Lines from the start of the data through the line containing "13.4 | +12.0 |" must be given again exactly. Leave the others out.

Top of Record set
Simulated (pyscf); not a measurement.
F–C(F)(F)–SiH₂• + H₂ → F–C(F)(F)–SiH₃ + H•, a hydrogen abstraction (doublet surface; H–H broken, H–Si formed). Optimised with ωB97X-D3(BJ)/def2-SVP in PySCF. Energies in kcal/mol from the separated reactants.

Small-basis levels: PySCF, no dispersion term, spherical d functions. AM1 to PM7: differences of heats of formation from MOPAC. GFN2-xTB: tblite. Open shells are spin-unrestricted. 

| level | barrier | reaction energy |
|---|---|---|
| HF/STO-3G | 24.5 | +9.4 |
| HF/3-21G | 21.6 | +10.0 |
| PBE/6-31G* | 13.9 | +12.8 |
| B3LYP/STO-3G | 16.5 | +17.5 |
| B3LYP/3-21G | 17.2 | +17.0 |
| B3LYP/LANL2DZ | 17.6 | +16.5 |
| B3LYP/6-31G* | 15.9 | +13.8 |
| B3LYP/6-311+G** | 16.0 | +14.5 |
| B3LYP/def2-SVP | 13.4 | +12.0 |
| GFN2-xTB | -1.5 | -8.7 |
Bottom of Record set

● **Exercise response**
Simulated (pyscf); not a measurement.
F–C(F)(F)–SiH₂• + H₂ → F–C(F)(F)–SiH₃ + H•, a hydrogen abstraction (doublet surface; H–H broken, H–Si formed). Optimised with ωB97X-D3(BJ)/def2-SVP in PySCF. Energies in kcal/mol from the separated reactants.

Small-basis levels: PySCF, no dispersion term, spherical d functions. AM1 to PM7: differences of heats of formation from MOPAC. GFN2-xTB: tblite. Open shells are spin-unrestricted. 

| level | barrier | reaction energy |
|---|---|---|
| HF/STO-3G | 24.5 | +9.4 |
| HF/3-21G | 21.6 | +10.0 |
| PBE/6-31G* | 13.9 | +12.8 |
| B3LYP/STO-3G | 16.5 | +17.5 |
| B3LYP/3-21G | 17.2 | +17.0 |
| B3LYP/LANL2DZ | 17.6 | +16.5 |
| B3LYP/6-31G* | 15.9 | +13.8 |
| B3LYP/6-311+G** | 16.0 | +14.5 |
| B3LYP/def2-SVP | 13.4 | +12.0 |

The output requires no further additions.